▶ **WORK ITEM**: Scan the records below for the line containing "Q: Order these" and the line containing "A: HPO4-2 (75". Copy both, plus every line between, exactly.

━━━ DATASET

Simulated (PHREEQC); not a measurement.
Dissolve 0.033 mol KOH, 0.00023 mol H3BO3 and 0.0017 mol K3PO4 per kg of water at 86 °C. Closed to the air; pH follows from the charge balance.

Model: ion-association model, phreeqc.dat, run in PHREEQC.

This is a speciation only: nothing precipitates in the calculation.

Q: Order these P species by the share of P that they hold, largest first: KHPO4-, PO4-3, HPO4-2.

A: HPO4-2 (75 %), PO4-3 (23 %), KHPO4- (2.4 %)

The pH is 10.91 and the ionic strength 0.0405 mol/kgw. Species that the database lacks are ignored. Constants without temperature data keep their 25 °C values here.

━━━━━━

▶ **TASK ANSWER**:
Q: Order these P species by the share of P that they hold, largest first: KHPO4-, PO4-3, HPO4-2.

A: HPO4-2 (75 %), PO4-3 (23 %), KHPO4- (2.4 %)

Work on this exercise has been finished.